Work request
Repeat exactly the lines from the start of the entries below through the line containing "The runs are". Omit the rest.

◇ ◇ ◇ ◇

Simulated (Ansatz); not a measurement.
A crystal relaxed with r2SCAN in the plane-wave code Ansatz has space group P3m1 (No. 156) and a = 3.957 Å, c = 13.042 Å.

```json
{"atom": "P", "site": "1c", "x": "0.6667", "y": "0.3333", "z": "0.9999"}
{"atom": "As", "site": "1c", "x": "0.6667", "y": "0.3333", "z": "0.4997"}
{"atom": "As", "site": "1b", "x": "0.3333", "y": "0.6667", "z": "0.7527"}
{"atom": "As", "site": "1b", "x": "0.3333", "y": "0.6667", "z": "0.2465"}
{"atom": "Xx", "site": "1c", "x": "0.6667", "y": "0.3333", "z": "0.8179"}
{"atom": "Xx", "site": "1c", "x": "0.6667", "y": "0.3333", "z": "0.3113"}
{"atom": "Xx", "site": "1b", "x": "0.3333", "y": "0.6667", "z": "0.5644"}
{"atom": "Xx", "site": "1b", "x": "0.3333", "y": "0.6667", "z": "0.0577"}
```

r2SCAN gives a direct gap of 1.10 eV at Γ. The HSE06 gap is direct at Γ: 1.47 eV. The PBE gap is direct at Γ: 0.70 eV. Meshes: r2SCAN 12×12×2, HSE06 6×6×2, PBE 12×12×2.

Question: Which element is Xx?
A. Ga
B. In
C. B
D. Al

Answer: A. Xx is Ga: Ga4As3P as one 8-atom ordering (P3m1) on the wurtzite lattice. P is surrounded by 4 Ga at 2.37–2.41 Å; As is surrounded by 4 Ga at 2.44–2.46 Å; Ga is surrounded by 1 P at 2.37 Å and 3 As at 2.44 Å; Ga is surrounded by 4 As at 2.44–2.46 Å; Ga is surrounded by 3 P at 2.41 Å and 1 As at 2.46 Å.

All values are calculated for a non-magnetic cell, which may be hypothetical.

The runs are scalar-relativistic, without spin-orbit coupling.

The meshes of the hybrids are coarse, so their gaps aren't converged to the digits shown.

◇ ◇ ◇ ◇

Worked solution
Simulated (Ansatz); not a measurement.
A crystal relaxed with r2SCAN in the plane-wave code Ansatz has space group P3m1 (No. 156) and a = 3.957 Å, c = 13.042 Å.

```json
{"atom": "P", "site": "1c", "x": "0.6667", "y": "0.3333", "z": "0.9999"}
{"atom": "As", "site": "1c", "x": "0.6667", "y": "0.3333", "z": "0.4997"}
{"atom": "As", "site": "1b", "x": "0.3333", "y": "0.6667", "z": "0.7527"}
{"atom": "As", "site": "1b", "x": "0.3333", "y": "0.6667", "z": "0.2465"}
{"atom": "Xx", "site": "1c", "x": "0.6667", "y": "0.3333", "z": "0.8179"}
{"atom": "Xx", "site": "1c", "x": "0.6667", "y": "0.3333", "z": "0.3113"}
{"atom": "Xx", "site": "1b", "x": "0.3333", "y": "0.6667", "z": "0.5644"}
{"atom": "Xx", "site": "1b", "x": "0.3333", "y": "0.6667", "z": "0.0577"}
```

r2SCAN gives a direct gap of 1.10 eV at Γ. The HSE06 gap is direct at Γ: 1.47 eV. The PBE gap is direct at Γ: 0.70 eV. Meshes: r2SCAN 12×12×2, HSE06 6×6×2, PBE 12×12×2.

Question: Which element is Xx?
A. Ga
B. In
C. B
D. Al

Answer: A. Xx is Ga: Ga4As3P as one 8-atom ordering (P3m1) on the wurtzite lattice. P is surrounded by 4 Ga at 2.37–2.41 Å; As is surrounded by 4 Ga at 2.44–2.46 Å; Ga is surrounded by 1 P at 2.37 Å and 3 As at 2.44 Å; Ga is surrounded by 4 As at 2.44–2.46 Å; Ga is surrounded by 3 P at 2.41 Å and 1 As at 2.46 Å.

All values are calculated for a non-magnetic cell, which may be hypothetical.

The runs are scalar-relativistic, without spin-orbit coupling.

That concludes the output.